START Given records

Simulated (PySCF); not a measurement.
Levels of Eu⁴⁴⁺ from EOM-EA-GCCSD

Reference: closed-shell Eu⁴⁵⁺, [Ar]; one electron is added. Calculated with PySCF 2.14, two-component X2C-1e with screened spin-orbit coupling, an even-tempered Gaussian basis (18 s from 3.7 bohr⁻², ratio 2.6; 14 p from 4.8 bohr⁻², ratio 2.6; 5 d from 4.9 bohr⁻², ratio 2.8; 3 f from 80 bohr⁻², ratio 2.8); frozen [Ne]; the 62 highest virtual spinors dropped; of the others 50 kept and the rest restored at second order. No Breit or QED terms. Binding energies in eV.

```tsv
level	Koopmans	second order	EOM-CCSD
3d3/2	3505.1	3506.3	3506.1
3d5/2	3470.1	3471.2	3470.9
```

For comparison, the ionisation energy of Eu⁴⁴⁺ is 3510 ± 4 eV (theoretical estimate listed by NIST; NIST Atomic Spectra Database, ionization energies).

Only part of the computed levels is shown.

END Given records

- **Work task**
Would you output, unchanged, each line from the start of the records to the line that holds "For comparison, the", both included and nothing else?

- **Task result**
Simulated (PySCF); not a measurement.
Levels of Eu⁴⁴⁺ from EOM-EA-GCCSD

Reference: closed-shell Eu⁴⁵⁺, [Ar]; one electron is added. Calculated with PySCF 2.14, two-component X2C-1e with screened spin-orbit coupling, an even-tempered Gaussian basis (18 s from 3.7 bohr⁻², ratio 2.6; 14 p from 4.8 bohr⁻², ratio 2.6; 5 d from 4.9 bohr⁻², ratio 2.8; 3 f from 80 bohr⁻², ratio 2.8); frozen [Ne]; the 62 highest virtual spinors dropped; of the others 50 kept and the rest restored at second order. No Breit or QED terms. Binding energies in eV.

```tsv
level	Koopmans	second order	EOM-CCSD
3d3/2	3505.1	3506.3	3506.1
3d5/2	3470.1	3471.2	3470.9
```

For comparison, the ionisation energy of Eu⁴⁴⁺ is 3510 ± 4 eV (theoretical estimate listed by NIST; NIST Atomic Spectra Database, ionization energies).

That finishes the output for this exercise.